■ Material supplied
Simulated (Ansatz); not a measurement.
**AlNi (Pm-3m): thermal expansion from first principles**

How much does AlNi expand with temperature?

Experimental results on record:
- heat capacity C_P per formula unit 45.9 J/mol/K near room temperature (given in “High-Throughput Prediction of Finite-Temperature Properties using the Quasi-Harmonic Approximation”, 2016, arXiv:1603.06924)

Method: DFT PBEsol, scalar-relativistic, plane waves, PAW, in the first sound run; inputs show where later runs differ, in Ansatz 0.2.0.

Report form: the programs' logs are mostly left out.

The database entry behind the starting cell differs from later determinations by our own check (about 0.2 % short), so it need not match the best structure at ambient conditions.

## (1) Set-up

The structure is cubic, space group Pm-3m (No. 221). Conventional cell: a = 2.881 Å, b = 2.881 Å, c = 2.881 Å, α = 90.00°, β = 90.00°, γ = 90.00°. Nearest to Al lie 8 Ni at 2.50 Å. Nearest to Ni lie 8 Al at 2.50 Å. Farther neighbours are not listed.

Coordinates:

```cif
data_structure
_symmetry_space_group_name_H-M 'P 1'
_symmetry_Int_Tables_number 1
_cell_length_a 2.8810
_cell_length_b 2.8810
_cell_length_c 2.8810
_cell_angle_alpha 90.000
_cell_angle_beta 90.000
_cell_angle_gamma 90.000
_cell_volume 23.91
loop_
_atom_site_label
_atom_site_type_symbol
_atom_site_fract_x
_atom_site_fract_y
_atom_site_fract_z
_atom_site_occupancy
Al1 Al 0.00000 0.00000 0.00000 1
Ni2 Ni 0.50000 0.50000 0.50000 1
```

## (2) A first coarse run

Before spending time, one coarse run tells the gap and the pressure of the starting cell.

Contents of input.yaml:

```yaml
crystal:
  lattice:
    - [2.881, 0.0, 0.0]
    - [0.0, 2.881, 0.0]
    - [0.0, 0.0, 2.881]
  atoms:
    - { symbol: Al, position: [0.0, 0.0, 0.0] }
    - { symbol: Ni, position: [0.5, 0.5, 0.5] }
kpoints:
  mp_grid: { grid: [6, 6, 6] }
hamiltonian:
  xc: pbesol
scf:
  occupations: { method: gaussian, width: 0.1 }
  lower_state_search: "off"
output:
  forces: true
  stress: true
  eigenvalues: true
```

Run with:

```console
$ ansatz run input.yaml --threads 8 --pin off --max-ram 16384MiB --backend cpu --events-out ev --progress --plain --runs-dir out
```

■ Assigned task
Please restate only the opening stretch of the records above: every line from the first through the one containing "- heat capacity", exactly as written.

■ Your response
Simulated (Ansatz); not a measurement.
**AlNi (Pm-3m): thermal expansion from first principles**

How much does AlNi expand with temperature?

Experimental results on record:
- heat capacity C_P per formula unit 45.9 J/mol/K near room temperature (given in “High-Throughput Prediction of Finite-Temperature Properties using the Quasi-Harmonic Approximation”, 2016, arXiv:1603.06924)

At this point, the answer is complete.